* [Recorded information]:
━━━━━━━━━━

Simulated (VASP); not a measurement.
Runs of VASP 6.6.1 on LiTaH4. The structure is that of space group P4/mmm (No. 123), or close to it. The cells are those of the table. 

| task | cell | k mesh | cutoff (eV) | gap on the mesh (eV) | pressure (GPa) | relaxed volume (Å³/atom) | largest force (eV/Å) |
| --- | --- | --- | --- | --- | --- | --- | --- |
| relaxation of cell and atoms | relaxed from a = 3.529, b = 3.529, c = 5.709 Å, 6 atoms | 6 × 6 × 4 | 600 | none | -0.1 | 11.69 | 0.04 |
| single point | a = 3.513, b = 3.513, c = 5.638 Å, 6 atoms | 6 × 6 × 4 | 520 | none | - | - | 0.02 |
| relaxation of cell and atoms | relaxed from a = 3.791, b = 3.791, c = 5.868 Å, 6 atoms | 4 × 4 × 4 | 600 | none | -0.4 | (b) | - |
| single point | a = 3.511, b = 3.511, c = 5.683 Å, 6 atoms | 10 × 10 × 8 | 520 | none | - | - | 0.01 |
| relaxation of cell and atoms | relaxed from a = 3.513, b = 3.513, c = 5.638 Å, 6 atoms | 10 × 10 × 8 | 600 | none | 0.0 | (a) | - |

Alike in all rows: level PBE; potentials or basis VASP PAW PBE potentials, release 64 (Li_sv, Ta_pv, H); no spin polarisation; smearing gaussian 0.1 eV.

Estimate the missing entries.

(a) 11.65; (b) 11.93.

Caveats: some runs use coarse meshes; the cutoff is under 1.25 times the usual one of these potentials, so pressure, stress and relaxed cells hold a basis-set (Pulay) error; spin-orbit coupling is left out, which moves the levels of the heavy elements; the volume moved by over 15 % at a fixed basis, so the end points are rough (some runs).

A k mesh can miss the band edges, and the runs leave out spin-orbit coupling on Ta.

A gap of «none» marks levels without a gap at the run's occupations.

━━━━━━━━━━

A verbatim transcription is required: the first line of the listing, the line containing "11.69 | 0.04 |", and every line between them.

* [Task solution]:
Simulated (VASP); not a measurement.
Runs of VASP 6.6.1 on LiTaH4. The structure is that of space group P4/mmm (No. 123), or close to it. The cells are those of the table. 

| task | cell | k mesh | cutoff (eV) | gap on the mesh (eV) | pressure (GPa) | relaxed volume (Å³/atom) | largest force (eV/Å) |
| --- | --- | --- | --- | --- | --- | --- | --- |
| relaxation of cell and atoms | relaxed from a = 3.529, b = 3.529, c = 5.709 Å, 6 atoms | 6 × 6 × 4 | 600 | none | -0.1 | 11.69 | 0.04 |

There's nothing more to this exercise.